╭──

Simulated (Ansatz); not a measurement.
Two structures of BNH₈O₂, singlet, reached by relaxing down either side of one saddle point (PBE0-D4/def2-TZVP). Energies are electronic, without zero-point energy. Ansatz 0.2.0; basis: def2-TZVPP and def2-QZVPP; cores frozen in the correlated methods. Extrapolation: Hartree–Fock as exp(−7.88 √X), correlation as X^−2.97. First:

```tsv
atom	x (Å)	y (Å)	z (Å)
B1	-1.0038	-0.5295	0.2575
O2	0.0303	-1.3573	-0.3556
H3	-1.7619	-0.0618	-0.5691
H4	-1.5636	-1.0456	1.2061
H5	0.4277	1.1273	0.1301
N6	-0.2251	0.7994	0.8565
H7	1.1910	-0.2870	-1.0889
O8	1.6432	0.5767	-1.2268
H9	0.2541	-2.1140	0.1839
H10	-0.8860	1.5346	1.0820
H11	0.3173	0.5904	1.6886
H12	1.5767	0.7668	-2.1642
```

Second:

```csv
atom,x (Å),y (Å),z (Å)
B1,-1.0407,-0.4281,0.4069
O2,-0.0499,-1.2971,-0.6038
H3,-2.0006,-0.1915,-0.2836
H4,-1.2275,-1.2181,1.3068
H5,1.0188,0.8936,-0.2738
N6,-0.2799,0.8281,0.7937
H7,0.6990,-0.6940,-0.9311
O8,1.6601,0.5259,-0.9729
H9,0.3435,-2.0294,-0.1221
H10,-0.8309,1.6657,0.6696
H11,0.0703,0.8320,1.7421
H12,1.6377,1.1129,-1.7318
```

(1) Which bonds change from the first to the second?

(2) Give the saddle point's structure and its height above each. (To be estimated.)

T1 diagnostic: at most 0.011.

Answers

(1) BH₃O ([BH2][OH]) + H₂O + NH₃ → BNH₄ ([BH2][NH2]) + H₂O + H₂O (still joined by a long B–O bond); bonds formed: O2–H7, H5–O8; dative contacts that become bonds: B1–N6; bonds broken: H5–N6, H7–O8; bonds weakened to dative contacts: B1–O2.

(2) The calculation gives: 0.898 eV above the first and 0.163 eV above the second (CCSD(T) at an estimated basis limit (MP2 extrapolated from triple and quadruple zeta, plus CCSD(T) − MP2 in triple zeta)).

╰──

» TASK ITEM: Give back exactly the material above from its opening line to the line bearing "(1) BH₃O ([BH2][OH])".

» WRITTEN SOLUTION:
Simulated (Ansatz); not a measurement.
Two structures of BNH₈O₂, singlet, reached by relaxing down either side of one saddle point (PBE0-D4/def2-TZVP). Energies are electronic, without zero-point energy. Ansatz 0.2.0; basis: def2-TZVPP and def2-QZVPP; cores frozen in the correlated methods. Extrapolation: Hartree–Fock as exp(−7.88 √X), correlation as X^−2.97. First:

```tsv
atom	x (Å)	y (Å)	z (Å)
B1	-1.0038	-0.5295	0.2575
O2	0.0303	-1.3573	-0.3556
H3	-1.7619	-0.0618	-0.5691
H4	-1.5636	-1.0456	1.2061
H5	0.4277	1.1273	0.1301
N6	-0.2251	0.7994	0.8565
H7	1.1910	-0.2870	-1.0889
O8	1.6432	0.5767	-1.2268
H9	0.2541	-2.1140	0.1839
H10	-0.8860	1.5346	1.0820
H11	0.3173	0.5904	1.6886
H12	1.5767	0.7668	-2.1642
```

Second:

```csv
atom,x (Å),y (Å),z (Å)
B1,-1.0407,-0.4281,0.4069
O2,-0.0499,-1.2971,-0.6038
H3,-2.0006,-0.1915,-0.2836
H4,-1.2275,-1.2181,1.3068
H5,1.0188,0.8936,-0.2738
N6,-0.2799,0.8281,0.7937
H7,0.6990,-0.6940,-0.9311
O8,1.6601,0.5259,-0.9729
H9,0.3435,-2.0294,-0.1221
H10,-0.8309,1.6657,0.6696
H11,0.0703,0.8320,1.7421
H12,1.6377,1.1129,-1.7318
```

(1) Which bonds change from the first to the second?

(2) Give the saddle point's structure and its height above each. (To be estimated.)

T1 diagnostic: at most 0.011.

Answers

(1) BH₃O ([BH2][OH]) + H₂O + NH₃ → BNH₄ ([BH2][NH2]) + H₂O + H₂O (still joined by a long B–O bond); bonds formed: O2–H7, H5–O8; dative contacts that become bonds: B1–N6; bonds broken: H5–N6, H7–O8; bonds weakened to dative contacts: B1–O2.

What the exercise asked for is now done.